Work instruction: Your task is to quote the records from their first line through the line containing "Solution. No gap at this level.", with nothing added or left out.

Record extracts:
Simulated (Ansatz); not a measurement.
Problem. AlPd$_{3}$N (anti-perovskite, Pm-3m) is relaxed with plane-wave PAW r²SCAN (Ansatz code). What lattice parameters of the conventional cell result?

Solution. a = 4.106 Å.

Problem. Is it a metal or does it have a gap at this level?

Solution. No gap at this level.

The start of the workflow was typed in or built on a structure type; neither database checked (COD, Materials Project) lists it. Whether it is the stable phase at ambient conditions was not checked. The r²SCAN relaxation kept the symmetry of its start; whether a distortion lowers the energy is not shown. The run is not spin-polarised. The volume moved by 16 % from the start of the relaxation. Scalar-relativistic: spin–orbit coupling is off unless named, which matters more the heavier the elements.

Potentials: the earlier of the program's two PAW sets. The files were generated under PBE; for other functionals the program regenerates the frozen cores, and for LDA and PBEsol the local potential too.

Solution:
Simulated (Ansatz); not a measurement.
Problem. AlPd$_{3}$N (anti-perovskite, Pm-3m) is relaxed with plane-wave PAW r²SCAN (Ansatz code). What lattice parameters of the conventional cell result?

Solution. a = 4.106 Å.

Problem. Is it a metal or does it have a gap at this level?

Solution. No gap at this level.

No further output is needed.